### BRIEF
The data follows. Retype every entry exactly.

=== RECORDS PROVIDED ===

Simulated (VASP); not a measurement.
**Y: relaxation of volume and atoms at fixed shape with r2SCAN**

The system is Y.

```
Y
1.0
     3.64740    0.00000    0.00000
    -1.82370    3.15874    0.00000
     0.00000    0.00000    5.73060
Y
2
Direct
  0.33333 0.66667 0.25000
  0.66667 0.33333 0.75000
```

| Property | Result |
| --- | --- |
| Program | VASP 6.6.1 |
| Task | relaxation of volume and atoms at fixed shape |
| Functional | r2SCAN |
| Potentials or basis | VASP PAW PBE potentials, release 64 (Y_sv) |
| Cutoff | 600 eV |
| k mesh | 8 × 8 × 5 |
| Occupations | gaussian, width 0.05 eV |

===

### EXERCISE SOLUTION
Simulated (VASP); not a measurement.
**Y: relaxation of volume and atoms at fixed shape with r2SCAN**

The system is Y.

```
Y
1.0
     3.64740    0.00000    0.00000
    -1.82370    3.15874    0.00000
     0.00000    0.00000    5.73060
Y
2
Direct
  0.33333 0.66667 0.25000
  0.66667 0.33333 0.75000
```

| Property | Result |
| --- | --- |
| Program | VASP 6.6.1 |
| Task | relaxation of volume and atoms at fixed shape |
| Functional | r2SCAN |
| Potentials or basis | VASP PAW PBE potentials, release 64 (Y_sv) |
| Cutoff | 600 eV |
| k mesh | 8 × 8 × 5 |
| Occupations | gaussian, width 0.05 eV |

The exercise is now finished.